Give the whole listing again, exactly as written.

** Material supplied follows **

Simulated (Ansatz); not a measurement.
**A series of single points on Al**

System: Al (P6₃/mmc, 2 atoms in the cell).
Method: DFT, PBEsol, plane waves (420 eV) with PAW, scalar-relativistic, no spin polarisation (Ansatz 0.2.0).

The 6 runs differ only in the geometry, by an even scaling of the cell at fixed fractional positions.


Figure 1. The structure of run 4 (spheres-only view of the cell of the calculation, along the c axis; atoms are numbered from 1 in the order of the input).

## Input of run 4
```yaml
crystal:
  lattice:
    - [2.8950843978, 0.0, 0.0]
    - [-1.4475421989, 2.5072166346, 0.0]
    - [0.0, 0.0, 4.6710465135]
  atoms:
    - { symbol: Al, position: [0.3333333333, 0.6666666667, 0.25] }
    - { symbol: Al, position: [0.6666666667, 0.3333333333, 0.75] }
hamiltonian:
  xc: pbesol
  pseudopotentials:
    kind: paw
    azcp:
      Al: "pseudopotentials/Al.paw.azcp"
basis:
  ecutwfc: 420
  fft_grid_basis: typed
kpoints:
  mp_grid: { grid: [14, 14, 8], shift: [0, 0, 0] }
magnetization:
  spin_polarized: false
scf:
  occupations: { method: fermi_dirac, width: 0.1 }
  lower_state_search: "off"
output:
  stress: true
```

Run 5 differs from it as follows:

** End of Material supplied **

(Answer box):
Simulated (Ansatz); not a measurement.
**A series of single points on Al**

System: Al (P6₃/mmc, 2 atoms in the cell).
Method: DFT, PBEsol, plane waves (420 eV) with PAW, scalar-relativistic, no spin polarisation (Ansatz 0.2.0).

The 6 runs differ only in the geometry, by an even scaling of the cell at fixed fractional positions.


Figure 1. The structure of run 4 (spheres-only view of the cell of the calculation, along the c axis; atoms are numbered from 1 in the order of the input).

## Input of run 4
```yaml
crystal:
  lattice:
    - [2.8950843978, 0.0, 0.0]
    - [-1.4475421989, 2.5072166346, 0.0]
    - [0.0, 0.0, 4.6710465135]
  atoms:
    - { symbol: Al, position: [0.3333333333, 0.6666666667, 0.25] }
    - { symbol: Al, position: [0.6666666667, 0.3333333333, 0.75] }
hamiltonian:
  xc: pbesol
  pseudopotentials:
    kind: paw
    azcp:
      Al: "pseudopotentials/Al.paw.azcp"
basis:
  ecutwfc: 420
  fft_grid_basis: typed
kpoints:
  mp_grid: { grid: [14, 14, 8], shift: [0, 0, 0] }
magnetization:
  spin_polarized: false
scf:
  occupations: { method: fermi_dirac, width: 0.1 }
  lower_state_search: "off"
output:
  stress: true
```

Run 5 differs from it as follows:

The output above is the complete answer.